**Data:**
————

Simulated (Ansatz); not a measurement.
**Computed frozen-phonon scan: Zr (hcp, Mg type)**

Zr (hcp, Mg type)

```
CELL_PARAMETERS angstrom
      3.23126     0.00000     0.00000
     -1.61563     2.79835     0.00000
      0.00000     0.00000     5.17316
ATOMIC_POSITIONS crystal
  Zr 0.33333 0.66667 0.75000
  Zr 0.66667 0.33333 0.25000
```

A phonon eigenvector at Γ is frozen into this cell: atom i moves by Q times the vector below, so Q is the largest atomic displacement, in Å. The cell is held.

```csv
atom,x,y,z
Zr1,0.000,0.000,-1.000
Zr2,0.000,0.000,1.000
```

————

**Action item:**
Please give back all of the material above exactly as it was written.

**Exercise answer:**
Simulated (Ansatz); not a measurement.
**Computed frozen-phonon scan: Zr (hcp, Mg type)**

Zr (hcp, Mg type)

```
CELL_PARAMETERS angstrom
      3.23126     0.00000     0.00000
     -1.61563     2.79835     0.00000
      0.00000     0.00000     5.17316
ATOMIC_POSITIONS crystal
  Zr 0.33333 0.66667 0.75000
  Zr 0.66667 0.33333 0.25000
```

A phonon eigenvector at Γ is frozen into this cell: atom i moves by Q times the vector below, so Q is the largest atomic displacement, in Å. The cell is held.

```csv
atom,x,y,z
Zr1,0.000,0.000,-1.000
Zr2,0.000,0.000,1.000
```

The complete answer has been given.